Work request: Go through the material below and copy each line exactly.

─── Given information

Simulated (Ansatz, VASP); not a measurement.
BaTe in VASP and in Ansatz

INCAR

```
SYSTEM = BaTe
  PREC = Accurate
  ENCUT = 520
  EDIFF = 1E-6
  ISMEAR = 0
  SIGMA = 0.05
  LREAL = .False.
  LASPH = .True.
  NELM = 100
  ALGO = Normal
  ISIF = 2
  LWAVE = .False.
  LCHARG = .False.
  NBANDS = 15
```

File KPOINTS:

──────

Answer space:
Simulated (Ansatz, VASP); not a measurement.
BaTe in VASP and in Ansatz

INCAR

```
SYSTEM = BaTe
  PREC = Accurate
  ENCUT = 520
  EDIFF = 1E-6
  ISMEAR = 0
  SIGMA = 0.05
  LREAL = .False.
  LASPH = .True.
  NELM = 100
  ALGO = Normal
  ISIF = 2
  LWAVE = .False.
  LCHARG = .False.
  NBANDS = 15
```

File KPOINTS:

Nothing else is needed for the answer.